(REQUIREMENT):
The entries below contain a line with "Hardware: 1 thread" and a line with "Question: Estimate the wall time of this run.". Quote exactly those two lines and all lines between them.

(RECORD EXTRACTS):
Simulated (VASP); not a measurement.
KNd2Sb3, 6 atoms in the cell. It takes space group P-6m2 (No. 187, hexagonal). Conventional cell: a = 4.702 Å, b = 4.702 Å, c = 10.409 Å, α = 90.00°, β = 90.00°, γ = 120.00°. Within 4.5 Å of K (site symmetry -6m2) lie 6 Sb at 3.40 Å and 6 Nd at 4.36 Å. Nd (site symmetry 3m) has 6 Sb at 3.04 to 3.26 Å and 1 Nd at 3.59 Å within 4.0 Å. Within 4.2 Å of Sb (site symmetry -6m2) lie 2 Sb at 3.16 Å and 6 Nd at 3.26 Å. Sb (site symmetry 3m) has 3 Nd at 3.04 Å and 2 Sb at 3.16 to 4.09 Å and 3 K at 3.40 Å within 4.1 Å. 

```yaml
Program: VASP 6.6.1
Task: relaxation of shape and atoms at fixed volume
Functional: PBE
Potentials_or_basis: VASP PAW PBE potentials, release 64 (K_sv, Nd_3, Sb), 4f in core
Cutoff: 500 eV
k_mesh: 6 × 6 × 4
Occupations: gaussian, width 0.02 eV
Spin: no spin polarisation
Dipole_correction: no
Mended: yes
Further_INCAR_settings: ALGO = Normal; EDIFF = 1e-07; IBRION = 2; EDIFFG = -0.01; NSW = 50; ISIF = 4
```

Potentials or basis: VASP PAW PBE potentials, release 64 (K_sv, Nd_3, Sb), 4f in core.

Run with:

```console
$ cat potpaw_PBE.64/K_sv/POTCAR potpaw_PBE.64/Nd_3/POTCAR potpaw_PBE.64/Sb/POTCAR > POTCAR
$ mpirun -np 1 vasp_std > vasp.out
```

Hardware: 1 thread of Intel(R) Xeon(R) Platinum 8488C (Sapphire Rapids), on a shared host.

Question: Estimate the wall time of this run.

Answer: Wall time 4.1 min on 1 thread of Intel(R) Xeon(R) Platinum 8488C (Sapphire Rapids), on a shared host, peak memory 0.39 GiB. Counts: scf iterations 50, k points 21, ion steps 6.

(WRITTEN REPLY):
Hardware: 1 thread of Intel(R) Xeon(R) Platinum 8488C (Sapphire Rapids), on a shared host.

Question: Estimate the wall time of this run.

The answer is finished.